********************

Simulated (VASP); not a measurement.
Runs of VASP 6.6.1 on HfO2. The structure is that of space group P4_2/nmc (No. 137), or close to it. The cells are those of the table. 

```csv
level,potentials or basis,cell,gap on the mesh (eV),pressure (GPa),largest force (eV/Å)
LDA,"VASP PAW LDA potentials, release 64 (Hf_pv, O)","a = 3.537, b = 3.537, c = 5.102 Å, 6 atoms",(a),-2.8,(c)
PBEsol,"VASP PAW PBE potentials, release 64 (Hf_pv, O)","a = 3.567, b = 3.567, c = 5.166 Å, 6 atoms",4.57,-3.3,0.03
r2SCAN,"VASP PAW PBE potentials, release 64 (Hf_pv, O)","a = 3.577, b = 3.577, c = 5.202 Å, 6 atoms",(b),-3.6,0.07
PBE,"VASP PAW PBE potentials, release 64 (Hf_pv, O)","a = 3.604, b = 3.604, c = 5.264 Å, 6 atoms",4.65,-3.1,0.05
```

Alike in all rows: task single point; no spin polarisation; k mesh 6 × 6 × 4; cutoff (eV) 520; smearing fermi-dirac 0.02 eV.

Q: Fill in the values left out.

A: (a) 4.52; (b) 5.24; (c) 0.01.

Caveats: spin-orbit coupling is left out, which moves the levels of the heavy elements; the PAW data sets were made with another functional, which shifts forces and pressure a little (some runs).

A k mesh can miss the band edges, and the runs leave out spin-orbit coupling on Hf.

********************

- Action item
Copy exactly the opening line of the material, the line bearing "A: (a) 4.52; (b) 5.24; (c) 0.01.", and every line between them. Include nothing else.

- Answer space
Simulated (VASP); not a measurement.
Runs of VASP 6.6.1 on HfO2. The structure is that of space group P4_2/nmc (No. 137), or close to it. The cells are those of the table. 

```csv
level,potentials or basis,cell,gap on the mesh (eV),pressure (GPa),largest force (eV/Å)
LDA,"VASP PAW LDA potentials, release 64 (Hf_pv, O)","a = 3.537, b = 3.537, c = 5.102 Å, 6 atoms",(a),-2.8,(c)
PBEsol,"VASP PAW PBE potentials, release 64 (Hf_pv, O)","a = 3.567, b = 3.567, c = 5.166 Å, 6 atoms",4.57,-3.3,0.03
r2SCAN,"VASP PAW PBE potentials, release 64 (Hf_pv, O)","a = 3.577, b = 3.577, c = 5.202 Å, 6 atoms",(b),-3.6,0.07
PBE,"VASP PAW PBE potentials, release 64 (Hf_pv, O)","a = 3.604, b = 3.604, c = 5.264 Å, 6 atoms",4.65,-3.1,0.05
```

Alike in all rows: task single point; no spin polarisation; k mesh 6 × 6 × 4; cutoff (eV) 520; smearing fermi-dirac 0.02 eV.

Q: Fill in the values left out.

A: (a) 4.52; (b) 5.24; (c) 0.01.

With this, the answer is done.